········

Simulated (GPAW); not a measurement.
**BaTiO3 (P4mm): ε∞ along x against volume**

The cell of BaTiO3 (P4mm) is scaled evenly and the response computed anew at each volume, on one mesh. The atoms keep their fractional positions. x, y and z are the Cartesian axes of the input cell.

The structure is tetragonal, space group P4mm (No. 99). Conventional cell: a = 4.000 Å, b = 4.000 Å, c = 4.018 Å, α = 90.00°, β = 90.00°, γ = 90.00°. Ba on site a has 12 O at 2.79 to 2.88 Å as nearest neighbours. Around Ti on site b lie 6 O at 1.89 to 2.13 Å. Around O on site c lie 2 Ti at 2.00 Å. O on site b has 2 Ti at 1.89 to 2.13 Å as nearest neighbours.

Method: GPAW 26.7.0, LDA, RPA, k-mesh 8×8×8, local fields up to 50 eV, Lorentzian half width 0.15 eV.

········

§ **ACTIVITY**
Could you copy each line above word for word?

§ **WRITTEN ANSWER**
Simulated (GPAW); not a measurement.
**BaTiO3 (P4mm): ε∞ along x against volume**

The cell of BaTiO3 (P4mm) is scaled evenly and the response computed anew at each volume, on one mesh. The atoms keep their fractional positions. x, y and z are the Cartesian axes of the input cell.

The structure is tetragonal, space group P4mm (No. 99). Conventional cell: a = 4.000 Å, b = 4.000 Å, c = 4.018 Å, α = 90.00°, β = 90.00°, γ = 90.00°. Ba on site a has 12 O at 2.79 to 2.88 Å as nearest neighbours. Around Ti on site b lie 6 O at 1.89 to 2.13 Å. Around O on site c lie 2 Ti at 2.00 Å. O on site b has 2 Ti at 1.89 to 2.13 Å as nearest neighbours.

Method: GPAW 26.7.0, LDA, RPA, k-mesh 8×8×8, local fields up to 50 eV, Lorentzian half width 0.15 eV.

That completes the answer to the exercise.